# Recorded data
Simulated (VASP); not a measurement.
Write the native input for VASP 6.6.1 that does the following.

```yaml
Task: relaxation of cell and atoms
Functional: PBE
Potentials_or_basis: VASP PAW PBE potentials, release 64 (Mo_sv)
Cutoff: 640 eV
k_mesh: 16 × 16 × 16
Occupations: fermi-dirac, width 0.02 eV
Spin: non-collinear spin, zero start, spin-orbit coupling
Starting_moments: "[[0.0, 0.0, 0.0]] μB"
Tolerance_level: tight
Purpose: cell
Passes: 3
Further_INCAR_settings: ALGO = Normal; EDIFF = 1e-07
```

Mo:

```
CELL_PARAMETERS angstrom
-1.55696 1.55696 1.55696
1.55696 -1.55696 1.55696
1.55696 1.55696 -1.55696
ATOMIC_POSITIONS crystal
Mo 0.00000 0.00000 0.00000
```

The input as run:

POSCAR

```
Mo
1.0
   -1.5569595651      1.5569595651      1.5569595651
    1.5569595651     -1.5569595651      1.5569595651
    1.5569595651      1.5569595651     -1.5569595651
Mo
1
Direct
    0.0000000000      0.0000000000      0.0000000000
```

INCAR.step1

# Action item
Reproduce exactly the first line of the listing and every line after it, through the one containing "The input as". Nothing else belongs in the output.

# Exercise output
Simulated (VASP); not a measurement.
Write the native input for VASP 6.6.1 that does the following.

```yaml
Task: relaxation of cell and atoms
Functional: PBE
Potentials_or_basis: VASP PAW PBE potentials, release 64 (Mo_sv)
Cutoff: 640 eV
k_mesh: 16 × 16 × 16
Occupations: fermi-dirac, width 0.02 eV
Spin: non-collinear spin, zero start, spin-orbit coupling
Starting_moments: "[[0.0, 0.0, 0.0]] μB"
Tolerance_level: tight
Purpose: cell
Passes: 3
Further_INCAR_settings: ALGO = Normal; EDIFF = 1e-07
```

Mo:

```
CELL_PARAMETERS angstrom
-1.55696 1.55696 1.55696
1.55696 -1.55696 1.55696
1.55696 1.55696 -1.55696
ATOMIC_POSITIONS crystal
Mo 0.00000 0.00000 0.00000
```

The input as run:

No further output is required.